Work order: Return each line of the material below exactly. Begin at the first and end on the line with "Cutoff | 700 eV |".

***** Data *****
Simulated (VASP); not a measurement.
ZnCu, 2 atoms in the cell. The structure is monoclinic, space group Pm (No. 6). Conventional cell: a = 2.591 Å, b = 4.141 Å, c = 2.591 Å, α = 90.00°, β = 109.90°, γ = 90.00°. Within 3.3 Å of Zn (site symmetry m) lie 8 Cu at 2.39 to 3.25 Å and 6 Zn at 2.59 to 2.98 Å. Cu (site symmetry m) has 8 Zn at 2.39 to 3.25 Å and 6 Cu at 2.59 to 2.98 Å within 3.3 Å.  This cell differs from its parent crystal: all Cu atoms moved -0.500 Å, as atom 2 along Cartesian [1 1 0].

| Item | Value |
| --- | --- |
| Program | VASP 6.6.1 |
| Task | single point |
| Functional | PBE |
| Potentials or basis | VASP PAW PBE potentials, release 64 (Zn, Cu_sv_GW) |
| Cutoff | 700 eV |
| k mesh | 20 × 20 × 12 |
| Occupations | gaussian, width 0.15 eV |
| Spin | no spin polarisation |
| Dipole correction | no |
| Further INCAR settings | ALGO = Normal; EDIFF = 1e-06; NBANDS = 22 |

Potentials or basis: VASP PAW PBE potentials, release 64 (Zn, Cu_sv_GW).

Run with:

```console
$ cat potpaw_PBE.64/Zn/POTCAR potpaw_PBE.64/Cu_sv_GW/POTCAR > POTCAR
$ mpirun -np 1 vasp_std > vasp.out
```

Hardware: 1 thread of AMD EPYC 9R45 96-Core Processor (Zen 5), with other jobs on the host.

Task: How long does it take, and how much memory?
*****

Task output:
Simulated (VASP); not a measurement.
ZnCu, 2 atoms in the cell. The structure is monoclinic, space group Pm (No. 6). Conventional cell: a = 2.591 Å, b = 4.141 Å, c = 2.591 Å, α = 90.00°, β = 109.90°, γ = 90.00°. Within 3.3 Å of Zn (site symmetry m) lie 8 Cu at 2.39 to 3.25 Å and 6 Zn at 2.59 to 2.98 Å. Cu (site symmetry m) has 8 Zn at 2.39 to 3.25 Å and 6 Cu at 2.59 to 2.98 Å within 3.3 Å.  This cell differs from its parent crystal: all Cu atoms moved -0.500 Å, as atom 2 along Cartesian [1 1 0].

| Item | Value |
| --- | --- |
| Program | VASP 6.6.1 |
| Task | single point |
| Functional | PBE |
| Potentials or basis | VASP PAW PBE potentials, release 64 (Zn, Cu_sv_GW) |
| Cutoff | 700 eV |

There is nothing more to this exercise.